=== Given information ===

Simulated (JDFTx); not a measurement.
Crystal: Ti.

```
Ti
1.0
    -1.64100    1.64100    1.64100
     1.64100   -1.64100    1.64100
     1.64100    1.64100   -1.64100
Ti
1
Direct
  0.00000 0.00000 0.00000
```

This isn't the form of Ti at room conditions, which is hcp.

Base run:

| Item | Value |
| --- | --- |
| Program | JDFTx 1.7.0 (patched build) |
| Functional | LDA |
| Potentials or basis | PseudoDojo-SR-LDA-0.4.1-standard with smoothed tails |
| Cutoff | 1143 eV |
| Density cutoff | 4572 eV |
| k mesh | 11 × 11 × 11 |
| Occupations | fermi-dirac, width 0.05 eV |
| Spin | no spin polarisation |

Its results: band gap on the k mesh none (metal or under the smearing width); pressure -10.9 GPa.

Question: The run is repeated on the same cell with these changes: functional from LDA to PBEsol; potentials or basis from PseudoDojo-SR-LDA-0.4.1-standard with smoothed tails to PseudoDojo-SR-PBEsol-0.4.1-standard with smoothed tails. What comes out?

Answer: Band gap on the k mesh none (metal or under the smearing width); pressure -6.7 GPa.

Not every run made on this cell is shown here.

===

■ **Assigned task**:
Restate the data above word for word, omitting nothing.

■ **Response**:
Simulated (JDFTx); not a measurement.
Crystal: Ti.

```
Ti
1.0
    -1.64100    1.64100    1.64100
     1.64100   -1.64100    1.64100
     1.64100    1.64100   -1.64100
Ti
1
Direct
  0.00000 0.00000 0.00000
```

This isn't the form of Ti at room conditions, which is hcp.

Base run:

| Item | Value |
| --- | --- |
| Program | JDFTx 1.7.0 (patched build) |
| Functional | LDA |
| Potentials or basis | PseudoDojo-SR-LDA-0.4.1-standard with smoothed tails |
| Cutoff | 1143 eV |
| Density cutoff | 4572 eV |
| k mesh | 11 × 11 × 11 |
| Occupations | fermi-dirac, width 0.05 eV |
| Spin | no spin polarisation |

Its results: band gap on the k mesh none (metal or under the smearing width); pressure -10.9 GPa.

Question: The run is repeated on the same cell with these changes: functional from LDA to PBEsol; potentials or basis from PseudoDojo-SR-LDA-0.4.1-standard with smoothed tails to PseudoDojo-SR-PBEsol-0.4.1-standard with smoothed tails. What comes out?

Answer: Band gap on the k mesh none (metal or under the smearing width); pressure -6.7 GPa.

Not every run made on this cell is shown here.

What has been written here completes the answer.